++++++++++++++++++++
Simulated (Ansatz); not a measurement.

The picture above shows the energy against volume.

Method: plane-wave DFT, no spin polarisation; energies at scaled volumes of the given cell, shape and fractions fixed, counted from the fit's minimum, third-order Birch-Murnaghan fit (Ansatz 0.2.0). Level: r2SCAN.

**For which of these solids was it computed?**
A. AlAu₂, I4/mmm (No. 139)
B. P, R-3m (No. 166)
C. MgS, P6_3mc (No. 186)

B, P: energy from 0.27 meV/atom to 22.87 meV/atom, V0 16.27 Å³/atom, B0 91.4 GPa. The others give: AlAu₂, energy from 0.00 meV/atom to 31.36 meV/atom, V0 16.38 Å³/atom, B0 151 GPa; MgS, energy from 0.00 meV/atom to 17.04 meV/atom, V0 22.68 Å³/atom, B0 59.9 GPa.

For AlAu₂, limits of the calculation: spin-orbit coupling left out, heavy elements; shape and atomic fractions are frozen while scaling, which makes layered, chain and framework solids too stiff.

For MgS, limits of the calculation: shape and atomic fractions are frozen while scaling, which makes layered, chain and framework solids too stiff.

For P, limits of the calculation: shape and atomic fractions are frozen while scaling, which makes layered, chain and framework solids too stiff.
++++++++++++++++++++

## Work order
From the listing above, output exactly the run of lines that starts with the line containing "A. AlAu₂, I4/mmm (No. 139)" and ends with the line containing "For AlAu₂, limits".

## Result
A. AlAu₂, I4/mmm (No. 139)
B. P, R-3m (No. 166)
C. MgS, P6_3mc (No. 186)

B, P: energy from 0.27 meV/atom to 22.87 meV/atom, V0 16.27 Å³/atom, B0 91.4 GPa. The others give: AlAu₂, energy from 0.00 meV/atom to 31.36 meV/atom, V0 16.38 Å³/atom, B0 151 GPa; MgS, energy from 0.00 meV/atom to 17.04 meV/atom, V0 22.68 Å³/atom, B0 59.9 GPa.

For AlAu₂, limits of the calculation: spin-orbit coupling left out, heavy elements; shape and atomic fractions are frozen while scaling, which makes layered, chain and framework solids too stiff.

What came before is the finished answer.